Give again, word for word, every line in the entries below from the line with "Alike in all" up to and including the line with "Solution. (a) -3.2; (b) -4.1; (c) 3.53.", and no other line.

+ + + +

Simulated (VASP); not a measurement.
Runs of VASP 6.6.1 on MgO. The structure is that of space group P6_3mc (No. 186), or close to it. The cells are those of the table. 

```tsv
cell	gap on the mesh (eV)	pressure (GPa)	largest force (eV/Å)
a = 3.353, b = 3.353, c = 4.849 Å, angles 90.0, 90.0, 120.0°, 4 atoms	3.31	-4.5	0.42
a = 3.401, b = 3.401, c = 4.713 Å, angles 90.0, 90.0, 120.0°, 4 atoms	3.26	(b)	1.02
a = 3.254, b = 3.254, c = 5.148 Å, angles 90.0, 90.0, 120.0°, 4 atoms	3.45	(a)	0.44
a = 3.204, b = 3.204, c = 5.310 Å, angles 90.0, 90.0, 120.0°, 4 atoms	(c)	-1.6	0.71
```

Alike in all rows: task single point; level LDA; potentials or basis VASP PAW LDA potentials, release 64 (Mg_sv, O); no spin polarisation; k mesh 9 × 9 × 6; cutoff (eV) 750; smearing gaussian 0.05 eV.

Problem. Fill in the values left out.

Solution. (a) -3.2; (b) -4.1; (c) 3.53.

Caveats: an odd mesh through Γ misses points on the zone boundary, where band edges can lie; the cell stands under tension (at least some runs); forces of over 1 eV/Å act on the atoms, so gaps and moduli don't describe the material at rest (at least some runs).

+ + + +

Problem solution:
Alike in all rows: task single point; level LDA; potentials or basis VASP PAW LDA potentials, release 64 (Mg_sv, O); no spin polarisation; k mesh 9 × 9 × 6; cutoff (eV) 750; smearing gaussian 0.05 eV.

Problem. Fill in the values left out.

Solution. (a) -3.2; (b) -4.1; (c) 3.53.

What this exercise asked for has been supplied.